-- Work item --
Each line of the listing below should come back exactly as it is.

BEGIN

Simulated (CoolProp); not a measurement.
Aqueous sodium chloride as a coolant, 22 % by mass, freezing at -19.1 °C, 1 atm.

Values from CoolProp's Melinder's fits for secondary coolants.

END

-- Expected answer --
Simulated (CoolProp); not a measurement.
Aqueous sodium chloride as a coolant, 22 % by mass, freezing at -19.1 °C, 1 atm.

Values from CoolProp's Melinder's fits for secondary coolants.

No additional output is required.